----- The data
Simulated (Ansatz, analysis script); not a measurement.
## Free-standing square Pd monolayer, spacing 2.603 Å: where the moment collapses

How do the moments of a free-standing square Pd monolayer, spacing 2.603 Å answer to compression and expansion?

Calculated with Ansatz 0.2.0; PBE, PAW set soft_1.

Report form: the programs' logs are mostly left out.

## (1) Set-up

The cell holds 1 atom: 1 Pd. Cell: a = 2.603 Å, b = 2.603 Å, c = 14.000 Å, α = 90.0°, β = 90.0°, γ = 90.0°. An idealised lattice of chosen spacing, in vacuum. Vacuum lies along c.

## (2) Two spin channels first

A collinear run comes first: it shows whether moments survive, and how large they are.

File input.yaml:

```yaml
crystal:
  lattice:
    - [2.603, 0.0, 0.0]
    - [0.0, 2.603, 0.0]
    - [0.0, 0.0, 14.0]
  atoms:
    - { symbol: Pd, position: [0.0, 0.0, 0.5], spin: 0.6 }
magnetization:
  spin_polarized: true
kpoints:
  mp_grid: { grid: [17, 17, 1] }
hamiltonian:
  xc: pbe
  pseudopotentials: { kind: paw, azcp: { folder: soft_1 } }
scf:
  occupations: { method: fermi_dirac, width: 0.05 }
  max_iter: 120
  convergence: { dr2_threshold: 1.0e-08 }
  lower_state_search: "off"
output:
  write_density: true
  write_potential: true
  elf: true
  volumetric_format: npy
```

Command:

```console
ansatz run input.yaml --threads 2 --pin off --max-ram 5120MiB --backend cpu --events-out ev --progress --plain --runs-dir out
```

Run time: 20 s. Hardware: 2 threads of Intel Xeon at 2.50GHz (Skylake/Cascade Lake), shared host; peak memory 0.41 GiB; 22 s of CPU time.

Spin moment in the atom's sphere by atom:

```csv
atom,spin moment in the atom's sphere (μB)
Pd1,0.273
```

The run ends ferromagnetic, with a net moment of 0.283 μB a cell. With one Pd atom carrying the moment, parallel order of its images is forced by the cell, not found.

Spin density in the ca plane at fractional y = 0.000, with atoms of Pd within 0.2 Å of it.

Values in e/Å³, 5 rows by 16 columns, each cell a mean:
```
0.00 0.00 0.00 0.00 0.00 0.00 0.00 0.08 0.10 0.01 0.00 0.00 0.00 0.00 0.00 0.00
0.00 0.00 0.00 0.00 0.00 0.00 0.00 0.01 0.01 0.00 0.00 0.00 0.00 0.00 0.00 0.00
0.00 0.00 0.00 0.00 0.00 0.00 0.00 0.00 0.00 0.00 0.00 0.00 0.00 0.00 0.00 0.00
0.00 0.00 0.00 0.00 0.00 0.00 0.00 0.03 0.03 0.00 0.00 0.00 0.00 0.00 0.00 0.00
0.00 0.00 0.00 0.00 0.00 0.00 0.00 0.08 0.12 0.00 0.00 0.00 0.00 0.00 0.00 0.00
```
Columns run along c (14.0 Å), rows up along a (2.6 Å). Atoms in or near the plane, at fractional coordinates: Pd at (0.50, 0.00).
----------

Work task =
Set the lines down exactly, from the first line of the records to the line where "Report form: the" appears, with both ends kept.

Answer section =
Simulated (Ansatz, analysis script); not a measurement.
## Free-standing square Pd monolayer, spacing 2.603 Å: where the moment collapses

How do the moments of a free-standing square Pd monolayer, spacing 2.603 Å answer to compression and expansion?

Calculated with Ansatz 0.2.0; PBE, PAW set soft_1.

Report form: the programs' logs are mostly left out.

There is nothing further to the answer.